-- ENTRIES SHOWN --
= = =
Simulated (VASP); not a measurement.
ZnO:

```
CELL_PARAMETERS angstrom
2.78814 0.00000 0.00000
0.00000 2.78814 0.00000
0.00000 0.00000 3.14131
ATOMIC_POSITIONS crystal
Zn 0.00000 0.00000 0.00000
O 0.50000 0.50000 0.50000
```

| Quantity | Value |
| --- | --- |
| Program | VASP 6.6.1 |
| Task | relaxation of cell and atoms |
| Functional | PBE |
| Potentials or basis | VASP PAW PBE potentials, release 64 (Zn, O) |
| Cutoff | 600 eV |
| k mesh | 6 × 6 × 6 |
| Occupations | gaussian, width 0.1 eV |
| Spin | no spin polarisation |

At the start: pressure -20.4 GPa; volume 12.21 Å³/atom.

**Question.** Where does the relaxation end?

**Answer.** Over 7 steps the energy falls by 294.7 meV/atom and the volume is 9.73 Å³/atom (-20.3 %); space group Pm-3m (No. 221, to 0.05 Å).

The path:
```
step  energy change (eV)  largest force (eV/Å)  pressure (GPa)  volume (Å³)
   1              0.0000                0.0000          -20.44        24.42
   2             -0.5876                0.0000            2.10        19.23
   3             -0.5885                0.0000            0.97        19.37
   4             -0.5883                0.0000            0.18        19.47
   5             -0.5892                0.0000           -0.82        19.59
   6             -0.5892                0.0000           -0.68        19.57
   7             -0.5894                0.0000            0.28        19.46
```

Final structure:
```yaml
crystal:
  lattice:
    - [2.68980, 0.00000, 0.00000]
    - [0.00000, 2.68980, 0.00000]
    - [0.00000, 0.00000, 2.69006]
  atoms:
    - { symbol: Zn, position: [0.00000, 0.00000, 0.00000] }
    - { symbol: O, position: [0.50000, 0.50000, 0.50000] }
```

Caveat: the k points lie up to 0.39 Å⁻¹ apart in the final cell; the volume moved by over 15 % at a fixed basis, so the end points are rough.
= = =

Beginning at the first line of the data above, retype each line until you reach the line containing "mesh | 6 × 6 × 6 |", and include that one too. Add nothing else.

-- EXERCISE RESULT --
Simulated (VASP); not a measurement.
ZnO:

```
CELL_PARAMETERS angstrom
2.78814 0.00000 0.00000
0.00000 2.78814 0.00000
0.00000 0.00000 3.14131
ATOMIC_POSITIONS crystal
Zn 0.00000 0.00000 0.00000
O 0.50000 0.50000 0.50000
```

| Quantity | Value |
| --- | --- |
| Program | VASP 6.6.1 |
| Task | relaxation of cell and atoms |
| Functional | PBE |
| Potentials or basis | VASP PAW PBE potentials, release 64 (Zn, O) |
| Cutoff | 600 eV |
| k mesh | 6 × 6 × 6 |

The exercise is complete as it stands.